== Segment start ==
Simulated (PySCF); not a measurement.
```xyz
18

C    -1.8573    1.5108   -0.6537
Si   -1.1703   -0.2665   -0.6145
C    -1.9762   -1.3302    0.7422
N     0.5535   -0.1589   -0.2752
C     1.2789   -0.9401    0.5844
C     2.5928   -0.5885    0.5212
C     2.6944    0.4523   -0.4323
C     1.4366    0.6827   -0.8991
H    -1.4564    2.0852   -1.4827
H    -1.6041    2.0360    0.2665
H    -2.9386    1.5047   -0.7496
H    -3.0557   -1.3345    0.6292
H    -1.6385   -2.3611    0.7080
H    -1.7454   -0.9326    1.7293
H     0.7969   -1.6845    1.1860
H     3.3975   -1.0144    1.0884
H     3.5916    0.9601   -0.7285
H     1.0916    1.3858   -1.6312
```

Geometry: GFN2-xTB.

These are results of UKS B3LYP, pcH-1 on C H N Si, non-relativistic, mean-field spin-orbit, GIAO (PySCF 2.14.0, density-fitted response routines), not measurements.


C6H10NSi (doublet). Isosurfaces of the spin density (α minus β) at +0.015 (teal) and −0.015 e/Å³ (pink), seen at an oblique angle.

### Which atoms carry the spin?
== Segment end ==

→ Work item
Give an exact copy of the lines above, from the top of the records to the line that contains "These are results", taking in both ends.

→ Your solution
Simulated (PySCF); not a measurement.
```xyz
18

C    -1.8573    1.5108   -0.6537
Si   -1.1703   -0.2665   -0.6145
C    -1.9762   -1.3302    0.7422
N     0.5535   -0.1589   -0.2752
C     1.2789   -0.9401    0.5844
C     2.5928   -0.5885    0.5212
C     2.6944    0.4523   -0.4323
C     1.4366    0.6827   -0.8991
H    -1.4564    2.0852   -1.4827
H    -1.6041    2.0360    0.2665
H    -2.9386    1.5047   -0.7496
H    -3.0557   -1.3345    0.6292
H    -1.6385   -2.3611    0.7080
H    -1.7454   -0.9326    1.7293
H     0.7969   -1.6845    1.1860
H     3.3975   -1.0144    1.0884
H     3.5916    0.9601   -0.7285
H     1.0916    1.3858   -1.6312
```

Geometry: GFN2-xTB.

These are results of UKS B3LYP, pcH-1 on C H N Si, non-relativistic, mean-field spin-orbit, GIAO (PySCF 2.14.0, density-fitted response routines), not measurements.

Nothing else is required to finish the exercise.